== Extracted material

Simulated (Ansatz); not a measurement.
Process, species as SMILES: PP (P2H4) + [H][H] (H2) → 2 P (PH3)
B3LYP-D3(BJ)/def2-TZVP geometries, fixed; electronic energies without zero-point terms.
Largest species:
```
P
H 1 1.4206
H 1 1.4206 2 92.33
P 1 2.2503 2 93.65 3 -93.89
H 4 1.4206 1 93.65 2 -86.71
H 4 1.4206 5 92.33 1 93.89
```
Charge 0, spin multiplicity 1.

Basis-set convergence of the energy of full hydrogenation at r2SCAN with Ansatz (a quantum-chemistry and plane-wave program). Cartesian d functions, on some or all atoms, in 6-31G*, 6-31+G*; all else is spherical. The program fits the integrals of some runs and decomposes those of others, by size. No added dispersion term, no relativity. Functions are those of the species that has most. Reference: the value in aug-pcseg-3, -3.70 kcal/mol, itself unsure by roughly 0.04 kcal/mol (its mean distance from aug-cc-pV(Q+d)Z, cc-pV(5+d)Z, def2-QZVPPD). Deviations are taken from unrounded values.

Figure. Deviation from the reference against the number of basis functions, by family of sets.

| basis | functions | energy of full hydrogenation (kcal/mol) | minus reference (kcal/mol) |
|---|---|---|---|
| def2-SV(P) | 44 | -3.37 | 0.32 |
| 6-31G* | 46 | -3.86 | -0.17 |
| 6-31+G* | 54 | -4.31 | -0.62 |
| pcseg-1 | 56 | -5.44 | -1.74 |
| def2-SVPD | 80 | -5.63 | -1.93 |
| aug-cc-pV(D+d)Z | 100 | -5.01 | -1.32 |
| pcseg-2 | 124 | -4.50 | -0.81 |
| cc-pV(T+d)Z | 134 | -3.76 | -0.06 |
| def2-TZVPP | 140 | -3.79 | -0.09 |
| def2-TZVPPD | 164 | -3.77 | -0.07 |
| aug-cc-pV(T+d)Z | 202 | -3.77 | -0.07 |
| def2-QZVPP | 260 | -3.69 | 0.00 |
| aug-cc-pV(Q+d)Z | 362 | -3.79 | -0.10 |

====

Brief: Return the opening line of the data and every line after it through the line containing "Charge 0, spin multiplicity 1.", please, exactly as written and with nothing added.

Response area:
Simulated (Ansatz); not a measurement.
Process, species as SMILES: PP (P2H4) + [H][H] (H2) → 2 P (PH3)
B3LYP-D3(BJ)/def2-TZVP geometries, fixed; electronic energies without zero-point terms.
Largest species:
```
P
H 1 1.4206
H 1 1.4206 2 92.33
P 1 2.2503 2 93.65 3 -93.89
H 4 1.4206 1 93.65 2 -86.71
H 4 1.4206 5 92.33 1 93.89
```
Charge 0, spin multiplicity 1.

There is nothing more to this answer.